WORK ITEM – Write the listing out again verbatim, leaving nothing out.

_ _ _ _ _

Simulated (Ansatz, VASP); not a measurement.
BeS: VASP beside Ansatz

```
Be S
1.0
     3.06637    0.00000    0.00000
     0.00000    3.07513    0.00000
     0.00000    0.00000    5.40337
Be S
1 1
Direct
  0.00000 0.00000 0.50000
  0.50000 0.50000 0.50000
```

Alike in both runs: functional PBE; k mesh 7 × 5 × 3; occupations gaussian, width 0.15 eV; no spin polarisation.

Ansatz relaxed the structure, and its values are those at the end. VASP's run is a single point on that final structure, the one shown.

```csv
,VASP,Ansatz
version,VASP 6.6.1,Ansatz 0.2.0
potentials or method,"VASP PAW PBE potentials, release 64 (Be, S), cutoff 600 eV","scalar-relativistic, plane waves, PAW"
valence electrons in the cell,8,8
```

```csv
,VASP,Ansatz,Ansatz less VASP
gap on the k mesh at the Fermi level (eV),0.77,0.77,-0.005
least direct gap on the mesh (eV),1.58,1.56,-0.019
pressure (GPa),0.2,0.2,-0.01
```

_ _ _ _ _

WRITTEN RESPONSE –
Simulated (Ansatz, VASP); not a measurement.
BeS: VASP beside Ansatz

```
Be S
1.0
     3.06637    0.00000    0.00000
     0.00000    3.07513    0.00000
     0.00000    0.00000    5.40337
Be S
1 1
Direct
  0.00000 0.00000 0.50000
  0.50000 0.50000 0.50000
```

Alike in both runs: functional PBE; k mesh 7 × 5 × 3; occupations gaussian, width 0.15 eV; no spin polarisation.

Ansatz relaxed the structure, and its values are those at the end. VASP's run is a single point on that final structure, the one shown.

```csv
,VASP,Ansatz
version,VASP 6.6.1,Ansatz 0.2.0
potentials or method,"VASP PAW PBE potentials, release 64 (Be, S), cutoff 600 eV","scalar-relativistic, plane waves, PAW"
valence electrons in the cell,8,8
```

```csv
,VASP,Ansatz,Ansatz less VASP
gap on the k mesh at the Fermi level (eV),0.77,0.77,-0.005
least direct gap on the mesh (eV),1.58,1.56,-0.019
pressure (GPa),0.2,0.2,-0.01
```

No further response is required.